** Source data follows **

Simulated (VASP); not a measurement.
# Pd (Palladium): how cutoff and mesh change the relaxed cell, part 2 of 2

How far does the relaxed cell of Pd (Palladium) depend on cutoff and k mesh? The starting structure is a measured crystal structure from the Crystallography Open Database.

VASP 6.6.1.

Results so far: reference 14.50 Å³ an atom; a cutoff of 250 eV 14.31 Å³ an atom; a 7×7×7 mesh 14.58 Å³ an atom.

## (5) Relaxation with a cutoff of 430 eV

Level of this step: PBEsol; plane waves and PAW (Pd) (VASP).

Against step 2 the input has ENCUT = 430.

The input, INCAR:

** End of Source data **

◆ Task item:
Give back the material in full, word for word.

◆ Task result:
Simulated (VASP); not a measurement.
# Pd (Palladium): how cutoff and mesh change the relaxed cell, part 2 of 2

How far does the relaxed cell of Pd (Palladium) depend on cutoff and k mesh? The starting structure is a measured crystal structure from the Crystallography Open Database.

VASP 6.6.1.

Results so far: reference 14.50 Å³ an atom; a cutoff of 250 eV 14.31 Å³ an atom; a 7×7×7 mesh 14.58 Å³ an atom.

## (5) Relaxation with a cutoff of 430 eV

Level of this step: PBEsol; plane waves and PAW (Pd) (VASP).

Against step 2 the input has ENCUT = 430.

The input, INCAR:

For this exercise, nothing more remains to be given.